Provided data -
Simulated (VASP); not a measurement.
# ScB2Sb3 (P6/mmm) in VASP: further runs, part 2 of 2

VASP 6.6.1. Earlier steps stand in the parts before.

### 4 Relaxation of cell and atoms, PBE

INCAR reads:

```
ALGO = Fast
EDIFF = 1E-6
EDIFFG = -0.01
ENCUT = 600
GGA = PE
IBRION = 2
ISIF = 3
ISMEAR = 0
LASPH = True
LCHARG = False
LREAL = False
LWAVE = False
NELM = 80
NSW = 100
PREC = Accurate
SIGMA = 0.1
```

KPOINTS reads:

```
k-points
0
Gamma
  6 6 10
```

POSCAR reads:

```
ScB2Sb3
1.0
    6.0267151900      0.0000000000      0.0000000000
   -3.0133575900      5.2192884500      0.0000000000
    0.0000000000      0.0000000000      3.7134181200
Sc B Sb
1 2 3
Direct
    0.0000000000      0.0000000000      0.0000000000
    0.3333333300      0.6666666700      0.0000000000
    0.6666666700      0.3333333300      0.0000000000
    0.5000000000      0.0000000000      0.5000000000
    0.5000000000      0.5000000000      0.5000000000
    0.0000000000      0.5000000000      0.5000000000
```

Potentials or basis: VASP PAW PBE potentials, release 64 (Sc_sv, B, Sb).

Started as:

Work item - Taking the entries above, please repeat each one exactly.

Response box -
Simulated (VASP); not a measurement.
# ScB2Sb3 (P6/mmm) in VASP: further runs, part 2 of 2

VASP 6.6.1. Earlier steps stand in the parts before.

### 4 Relaxation of cell and atoms, PBE

INCAR reads:

```
ALGO = Fast
EDIFF = 1E-6
EDIFFG = -0.01
ENCUT = 600
GGA = PE
IBRION = 2
ISIF = 3
ISMEAR = 0
LASPH = True
LCHARG = False
LREAL = False
LWAVE = False
NELM = 80
NSW = 100
PREC = Accurate
SIGMA = 0.1
```

KPOINTS reads:

```
k-points
0
Gamma
  6 6 10
```

POSCAR reads:

```
ScB2Sb3
1.0
    6.0267151900      0.0000000000      0.0000000000
   -3.0133575900      5.2192884500      0.0000000000
    0.0000000000      0.0000000000      3.7134181200
Sc B Sb
1 2 3
Direct
    0.0000000000      0.0000000000      0.0000000000
    0.3333333300      0.6666666700      0.0000000000
    0.6666666700      0.3333333300      0.0000000000
    0.5000000000      0.0000000000      0.5000000000
    0.5000000000      0.5000000000      0.5000000000
    0.0000000000      0.5000000000      0.5000000000
```

Potentials or basis: VASP PAW PBE potentials, release 64 (Sc_sv, B, Sb).

Started as:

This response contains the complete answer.